▶ _Requirement_
Write out again the entries from the first line to the line that includes "the k mesh?", keeping both of those lines.

------------------------------------------------

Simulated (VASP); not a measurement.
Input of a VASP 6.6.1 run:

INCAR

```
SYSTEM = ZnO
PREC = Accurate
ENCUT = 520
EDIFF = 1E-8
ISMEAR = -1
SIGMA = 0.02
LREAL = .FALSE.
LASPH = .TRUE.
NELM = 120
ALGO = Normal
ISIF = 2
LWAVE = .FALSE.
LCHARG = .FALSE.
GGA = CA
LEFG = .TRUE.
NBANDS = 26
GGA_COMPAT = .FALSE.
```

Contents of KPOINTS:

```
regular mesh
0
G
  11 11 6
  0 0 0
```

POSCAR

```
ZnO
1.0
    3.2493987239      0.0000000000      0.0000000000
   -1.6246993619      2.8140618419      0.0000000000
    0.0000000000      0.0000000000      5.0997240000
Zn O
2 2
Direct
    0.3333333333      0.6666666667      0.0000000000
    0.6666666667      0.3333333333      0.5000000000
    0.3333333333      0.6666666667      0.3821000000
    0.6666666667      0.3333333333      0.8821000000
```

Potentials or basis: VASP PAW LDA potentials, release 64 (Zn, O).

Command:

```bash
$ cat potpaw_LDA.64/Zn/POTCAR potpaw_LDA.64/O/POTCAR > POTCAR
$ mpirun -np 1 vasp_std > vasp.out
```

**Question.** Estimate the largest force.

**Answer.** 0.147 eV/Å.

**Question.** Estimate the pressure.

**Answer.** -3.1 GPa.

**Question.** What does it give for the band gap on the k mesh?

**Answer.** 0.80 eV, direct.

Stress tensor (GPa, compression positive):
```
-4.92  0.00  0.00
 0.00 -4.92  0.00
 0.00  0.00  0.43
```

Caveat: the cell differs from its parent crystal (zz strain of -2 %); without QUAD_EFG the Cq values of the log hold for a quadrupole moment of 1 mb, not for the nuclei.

------------------------------------------------

▶ _Reply_
Simulated (VASP); not a measurement.
Input of a VASP 6.6.1 run:

INCAR

```
SYSTEM = ZnO
PREC = Accurate
ENCUT = 520
EDIFF = 1E-8
ISMEAR = -1
SIGMA = 0.02
LREAL = .FALSE.
LASPH = .TRUE.
NELM = 120
ALGO = Normal
ISIF = 2
LWAVE = .FALSE.
LCHARG = .FALSE.
GGA = CA
LEFG = .TRUE.
NBANDS = 26
GGA_COMPAT = .FALSE.
```

Contents of KPOINTS:

```
regular mesh
0
G
  11 11 6
  0 0 0
```

POSCAR

```
ZnO
1.0
    3.2493987239      0.0000000000      0.0000000000
   -1.6246993619      2.8140618419      0.0000000000
    0.0000000000      0.0000000000      5.0997240000
Zn O
2 2
Direct
    0.3333333333      0.6666666667      0.0000000000
    0.6666666667      0.3333333333      0.5000000000
    0.3333333333      0.6666666667      0.3821000000
    0.6666666667      0.3333333333      0.8821000000
```

Potentials or basis: VASP PAW LDA potentials, release 64 (Zn, O).

Command:

```bash
$ cat potpaw_LDA.64/Zn/POTCAR potpaw_LDA.64/O/POTCAR > POTCAR
$ mpirun -np 1 vasp_std > vasp.out
```

**Question.** Estimate the largest force.

**Answer.** 0.147 eV/Å.

**Question.** Estimate the pressure.

**Answer.** -3.1 GPa.

**Question.** What does it give for the band gap on the k mesh?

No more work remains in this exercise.